* RECORD SET *
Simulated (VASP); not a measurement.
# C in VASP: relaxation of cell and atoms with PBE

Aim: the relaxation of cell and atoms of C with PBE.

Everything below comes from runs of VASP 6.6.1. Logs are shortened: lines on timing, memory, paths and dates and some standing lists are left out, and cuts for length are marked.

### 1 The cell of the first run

* WORK ORDER *
Give the listing above again, word for word.

* WRITTEN ANSWER *
Simulated (VASP); not a measurement.
# C in VASP: relaxation of cell and atoms with PBE

Aim: the relaxation of cell and atoms of C with PBE.

Everything below comes from runs of VASP 6.6.1. Logs are shortened: lines on timing, memory, paths and dates and some standing lists are left out, and cuts for length are marked.

### 1 The cell of the first run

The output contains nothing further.